**Assigned task**
The response must consist of the lines below from the one with "anisotropy (au) |" through the one with "58.44 | 11.80 |", exactly as they appear and with both ends kept.

***** Entries shown *****

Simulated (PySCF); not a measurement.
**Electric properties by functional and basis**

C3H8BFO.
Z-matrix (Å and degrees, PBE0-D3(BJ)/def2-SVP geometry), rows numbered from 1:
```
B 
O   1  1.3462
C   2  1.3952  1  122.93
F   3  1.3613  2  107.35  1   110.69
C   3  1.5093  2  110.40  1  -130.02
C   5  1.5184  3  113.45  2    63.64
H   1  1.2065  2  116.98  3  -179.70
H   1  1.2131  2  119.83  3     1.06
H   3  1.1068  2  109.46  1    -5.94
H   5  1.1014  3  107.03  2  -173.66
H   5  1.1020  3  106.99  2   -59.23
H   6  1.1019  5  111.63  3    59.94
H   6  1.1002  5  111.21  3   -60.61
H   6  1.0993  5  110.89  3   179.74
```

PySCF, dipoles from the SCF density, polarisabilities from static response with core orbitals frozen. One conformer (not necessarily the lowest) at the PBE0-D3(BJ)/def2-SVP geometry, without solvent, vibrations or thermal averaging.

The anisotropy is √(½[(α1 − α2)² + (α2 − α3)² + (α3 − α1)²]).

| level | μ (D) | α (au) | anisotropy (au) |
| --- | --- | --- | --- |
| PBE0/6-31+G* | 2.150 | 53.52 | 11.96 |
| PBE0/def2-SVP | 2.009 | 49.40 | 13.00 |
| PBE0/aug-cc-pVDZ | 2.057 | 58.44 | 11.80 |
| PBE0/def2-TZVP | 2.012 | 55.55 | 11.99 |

*****

**Result**
| level | μ (D) | α (au) | anisotropy (au) |
| --- | --- | --- | --- |
| PBE0/6-31+G* | 2.150 | 53.52 | 11.96 |
| PBE0/def2-SVP | 2.009 | 49.40 | 13.00 |
| PBE0/aug-cc-pVDZ | 2.057 | 58.44 | 11.80 |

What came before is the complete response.